> _Provided information_:
++++++++++++++++++++

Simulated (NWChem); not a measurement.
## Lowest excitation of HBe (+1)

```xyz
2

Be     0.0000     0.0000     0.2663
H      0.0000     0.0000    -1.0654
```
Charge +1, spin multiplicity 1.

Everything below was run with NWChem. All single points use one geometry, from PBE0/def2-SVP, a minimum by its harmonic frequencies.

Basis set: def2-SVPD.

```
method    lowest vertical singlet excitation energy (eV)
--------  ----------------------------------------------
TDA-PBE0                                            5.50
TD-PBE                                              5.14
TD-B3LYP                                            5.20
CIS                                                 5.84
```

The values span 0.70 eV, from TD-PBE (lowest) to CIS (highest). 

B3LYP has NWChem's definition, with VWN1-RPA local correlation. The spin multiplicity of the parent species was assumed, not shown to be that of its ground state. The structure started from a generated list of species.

++++++++++++++++++++

> _Assignment_: Set down each line exactly as it appears, starting at the top of the data and ending at the line containing "The values span", and include no other lines.

> _Task output_:
Simulated (NWChem); not a measurement.
## Lowest excitation of HBe (+1)

```xyz
2

Be     0.0000     0.0000     0.2663
H      0.0000     0.0000    -1.0654
```
Charge +1, spin multiplicity 1.

Everything below was run with NWChem. All single points use one geometry, from PBE0/def2-SVP, a minimum by its harmonic frequencies.

Basis set: def2-SVPD.

```
method    lowest vertical singlet excitation energy (eV)
--------  ----------------------------------------------
TDA-PBE0                                            5.50
TD-PBE                                              5.14
TD-B3LYP                                            5.20
CIS                                                 5.84
```

The values span 0.70 eV, from TD-PBE (lowest) to CIS (highest). 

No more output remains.